^^^^
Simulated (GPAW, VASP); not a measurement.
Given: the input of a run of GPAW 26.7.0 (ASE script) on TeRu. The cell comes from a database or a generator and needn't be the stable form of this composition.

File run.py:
^^^^

== Task item ==
For this exercise, retype each entry from above exactly as it stands.

== Solution ==
Simulated (GPAW, VASP); not a measurement.
Given: the input of a run of GPAW 26.7.0 (ASE script) on TeRu. The cell comes from a database or a generator and needn't be the stable form of this composition.

File run.py:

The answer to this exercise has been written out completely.